*** Opening ENTRIES SHOWN ***

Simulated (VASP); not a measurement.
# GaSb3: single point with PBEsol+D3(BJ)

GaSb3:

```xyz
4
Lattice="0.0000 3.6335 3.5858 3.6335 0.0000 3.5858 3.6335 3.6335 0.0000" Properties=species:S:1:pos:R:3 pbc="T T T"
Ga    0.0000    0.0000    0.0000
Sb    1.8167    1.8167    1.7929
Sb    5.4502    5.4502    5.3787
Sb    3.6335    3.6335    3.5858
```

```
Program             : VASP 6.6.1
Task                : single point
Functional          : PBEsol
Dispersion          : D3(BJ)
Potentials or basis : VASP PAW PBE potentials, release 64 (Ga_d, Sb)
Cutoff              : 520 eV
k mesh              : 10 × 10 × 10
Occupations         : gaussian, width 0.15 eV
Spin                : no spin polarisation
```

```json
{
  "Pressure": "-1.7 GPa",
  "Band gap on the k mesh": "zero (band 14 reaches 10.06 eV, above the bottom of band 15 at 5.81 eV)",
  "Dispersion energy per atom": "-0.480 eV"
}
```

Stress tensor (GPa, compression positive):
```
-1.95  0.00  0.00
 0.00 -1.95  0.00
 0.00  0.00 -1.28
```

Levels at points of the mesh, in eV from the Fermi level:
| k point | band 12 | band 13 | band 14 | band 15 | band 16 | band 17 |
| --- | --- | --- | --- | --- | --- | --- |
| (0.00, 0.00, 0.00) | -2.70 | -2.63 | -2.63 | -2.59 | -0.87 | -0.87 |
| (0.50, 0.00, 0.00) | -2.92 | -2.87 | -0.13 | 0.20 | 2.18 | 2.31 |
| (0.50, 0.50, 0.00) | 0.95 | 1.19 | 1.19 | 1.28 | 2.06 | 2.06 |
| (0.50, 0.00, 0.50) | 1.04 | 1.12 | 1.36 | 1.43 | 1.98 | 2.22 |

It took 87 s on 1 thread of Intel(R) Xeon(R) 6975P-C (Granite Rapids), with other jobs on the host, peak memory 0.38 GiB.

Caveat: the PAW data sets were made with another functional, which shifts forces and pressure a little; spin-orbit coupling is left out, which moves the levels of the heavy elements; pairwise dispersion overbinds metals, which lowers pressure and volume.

*** Closing ENTRIES SHOWN ***

Give again, unchanged, the lines running from the top of the material above through the line that has "16 | band 17 |", and nothing more.

Simulated (VASP); not a measurement.
# GaSb3: single point with PBEsol+D3(BJ)

GaSb3:

```xyz
4
Lattice="0.0000 3.6335 3.5858 3.6335 0.0000 3.5858 3.6335 3.6335 0.0000" Properties=species:S:1:pos:R:3 pbc="T T T"
Ga    0.0000    0.0000    0.0000
Sb    1.8167    1.8167    1.7929
Sb    5.4502    5.4502    5.3787
Sb    3.6335    3.6335    3.5858
```

```
Program             : VASP 6.6.1
Task                : single point
Functional          : PBEsol
Dispersion          : D3(BJ)
Potentials or basis : VASP PAW PBE potentials, release 64 (Ga_d, Sb)
Cutoff              : 520 eV
k mesh              : 10 × 10 × 10
Occupations         : gaussian, width 0.15 eV
Spin                : no spin polarisation
```

```json
{
  "Pressure": "-1.7 GPa",
  "Band gap on the k mesh": "zero (band 14 reaches 10.06 eV, above the bottom of band 15 at 5.81 eV)",
  "Dispersion energy per atom": "-0.480 eV"
}
```

Stress tensor (GPa, compression positive):
```
-1.95  0.00  0.00
 0.00 -1.95  0.00
 0.00  0.00 -1.28
```

Levels at points of the mesh, in eV from the Fermi level:
| k point | band 12 | band 13 | band 14 | band 15 | band 16 | band 17 |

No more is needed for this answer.